Only one stretch of the data below should be repeated: the lines from the line containing "# Response of" through the line containing "- Static lattice: no motional averaging.", inclusive, exactly as they are.

☆ ☆ ☆ ☆

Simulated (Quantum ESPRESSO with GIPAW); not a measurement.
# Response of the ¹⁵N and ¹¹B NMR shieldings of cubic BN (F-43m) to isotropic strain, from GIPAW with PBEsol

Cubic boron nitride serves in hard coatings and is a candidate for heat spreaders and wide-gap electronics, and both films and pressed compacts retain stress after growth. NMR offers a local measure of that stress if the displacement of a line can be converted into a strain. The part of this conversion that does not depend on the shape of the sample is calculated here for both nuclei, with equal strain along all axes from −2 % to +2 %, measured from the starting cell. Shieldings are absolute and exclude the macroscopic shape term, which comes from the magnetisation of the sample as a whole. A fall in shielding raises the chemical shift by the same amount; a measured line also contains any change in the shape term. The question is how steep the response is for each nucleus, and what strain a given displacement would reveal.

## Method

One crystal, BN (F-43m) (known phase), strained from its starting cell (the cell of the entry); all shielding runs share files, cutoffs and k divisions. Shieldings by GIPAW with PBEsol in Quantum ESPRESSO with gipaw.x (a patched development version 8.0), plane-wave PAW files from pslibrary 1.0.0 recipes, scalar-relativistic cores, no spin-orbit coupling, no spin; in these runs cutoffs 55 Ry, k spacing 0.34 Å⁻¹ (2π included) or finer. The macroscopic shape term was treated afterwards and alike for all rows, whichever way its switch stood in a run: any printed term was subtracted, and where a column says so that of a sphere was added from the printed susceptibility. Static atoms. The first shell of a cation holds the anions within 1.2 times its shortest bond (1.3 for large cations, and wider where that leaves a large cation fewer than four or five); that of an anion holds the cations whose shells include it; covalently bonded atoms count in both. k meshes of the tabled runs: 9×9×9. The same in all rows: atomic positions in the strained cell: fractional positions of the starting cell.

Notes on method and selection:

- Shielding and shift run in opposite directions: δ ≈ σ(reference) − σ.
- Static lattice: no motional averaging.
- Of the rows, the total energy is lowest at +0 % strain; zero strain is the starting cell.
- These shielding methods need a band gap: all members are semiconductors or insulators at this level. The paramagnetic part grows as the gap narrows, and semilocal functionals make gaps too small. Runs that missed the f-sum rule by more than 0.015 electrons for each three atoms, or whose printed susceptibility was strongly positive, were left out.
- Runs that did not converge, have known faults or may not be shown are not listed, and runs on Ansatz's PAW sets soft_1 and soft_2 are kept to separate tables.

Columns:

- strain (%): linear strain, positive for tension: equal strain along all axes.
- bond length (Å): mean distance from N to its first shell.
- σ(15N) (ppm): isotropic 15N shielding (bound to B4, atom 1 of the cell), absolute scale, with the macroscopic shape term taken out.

☆ ☆ ☆ ☆

▶ [Exercise response]
# Response of the ¹⁵N and ¹¹B NMR shieldings of cubic BN (F-43m) to isotropic strain, from GIPAW with PBEsol

Cubic boron nitride serves in hard coatings and is a candidate for heat spreaders and wide-gap electronics, and both films and pressed compacts retain stress after growth. NMR offers a local measure of that stress if the displacement of a line can be converted into a strain. The part of this conversion that does not depend on the shape of the sample is calculated here for both nuclei, with equal strain along all axes from −2 % to +2 %, measured from the starting cell. Shieldings are absolute and exclude the macroscopic shape term, which comes from the magnetisation of the sample as a whole. A fall in shielding raises the chemical shift by the same amount; a measured line also contains any change in the shape term. The question is how steep the response is for each nucleus, and what strain a given displacement would reveal.

## Method

One crystal, BN (F-43m) (known phase), strained from its starting cell (the cell of the entry); all shielding runs share files, cutoffs and k divisions. Shieldings by GIPAW with PBEsol in Quantum ESPRESSO with gipaw.x (a patched development version 8.0), plane-wave PAW files from pslibrary 1.0.0 recipes, scalar-relativistic cores, no spin-orbit coupling, no spin; in these runs cutoffs 55 Ry, k spacing 0.34 Å⁻¹ (2π included) or finer. The macroscopic shape term was treated afterwards and alike for all rows, whichever way its switch stood in a run: any printed term was subtracted, and where a column says so that of a sphere was added from the printed susceptibility. Static atoms. The first shell of a cation holds the anions within 1.2 times its shortest bond (1.3 for large cations, and wider where that leaves a large cation fewer than four or five); that of an anion holds the cations whose shells include it; covalently bonded atoms count in both. k meshes of the tabled runs: 9×9×9. The same in all rows: atomic positions in the strained cell: fractional positions of the starting cell.

Notes on method and selection:

- Shielding and shift run in opposite directions: δ ≈ σ(reference) − σ.
- Static lattice: no motional averaging.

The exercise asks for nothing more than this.